++++ Supplied information
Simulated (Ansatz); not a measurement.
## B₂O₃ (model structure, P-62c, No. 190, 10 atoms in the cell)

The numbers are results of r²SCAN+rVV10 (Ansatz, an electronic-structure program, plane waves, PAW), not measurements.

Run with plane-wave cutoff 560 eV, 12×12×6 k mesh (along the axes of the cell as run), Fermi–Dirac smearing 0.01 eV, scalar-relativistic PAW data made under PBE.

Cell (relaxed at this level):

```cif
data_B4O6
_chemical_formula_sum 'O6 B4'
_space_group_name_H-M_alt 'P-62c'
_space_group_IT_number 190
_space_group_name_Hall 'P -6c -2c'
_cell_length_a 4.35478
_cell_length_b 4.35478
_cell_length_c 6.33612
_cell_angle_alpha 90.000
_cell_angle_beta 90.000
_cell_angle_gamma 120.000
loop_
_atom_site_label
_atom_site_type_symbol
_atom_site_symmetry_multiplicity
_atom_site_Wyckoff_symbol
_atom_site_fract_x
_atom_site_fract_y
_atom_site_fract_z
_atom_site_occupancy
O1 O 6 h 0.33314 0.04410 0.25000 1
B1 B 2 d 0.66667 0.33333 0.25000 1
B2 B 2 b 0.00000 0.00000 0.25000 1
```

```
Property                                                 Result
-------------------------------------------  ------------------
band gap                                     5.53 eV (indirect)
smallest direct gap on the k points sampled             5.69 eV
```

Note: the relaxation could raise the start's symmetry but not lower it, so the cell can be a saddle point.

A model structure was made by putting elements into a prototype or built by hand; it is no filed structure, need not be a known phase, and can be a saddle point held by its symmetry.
++++++++

→ **Activity**:
Out of the data above, give again only the lines starting at the one holding "The numbers are" and ending at the one holding "Note: the relaxation", unchanged.

→ **Answer area**:
The numbers are results of r²SCAN+rVV10 (Ansatz, an electronic-structure program, plane waves, PAW), not measurements.

Run with plane-wave cutoff 560 eV, 12×12×6 k mesh (along the axes of the cell as run), Fermi–Dirac smearing 0.01 eV, scalar-relativistic PAW data made under PBE.

Cell (relaxed at this level):

```cif
data_B4O6
_chemical_formula_sum 'O6 B4'
_space_group_name_H-M_alt 'P-62c'
_space_group_IT_number 190
_space_group_name_Hall 'P -6c -2c'
_cell_length_a 4.35478
_cell_length_b 4.35478
_cell_length_c 6.33612
_cell_angle_alpha 90.000
_cell_angle_beta 90.000
_cell_angle_gamma 120.000
loop_
_atom_site_label
_atom_site_type_symbol
_atom_site_symmetry_multiplicity
_atom_site_Wyckoff_symbol
_atom_site_fract_x
_atom_site_fract_y
_atom_site_fract_z
_atom_site_occupancy
O1 O 6 h 0.33314 0.04410 0.25000 1
B1 B 2 d 0.66667 0.33333 0.25000 1
B2 B 2 b 0.00000 0.00000 0.25000 1
```

```
Property                                                 Result
-------------------------------------------  ------------------
band gap                                     5.53 eV (indirect)
smallest direct gap on the k points sampled             5.69 eV
```

Note: the relaxation could raise the start's symmetry but not lower it, so the cell can be a saddle point.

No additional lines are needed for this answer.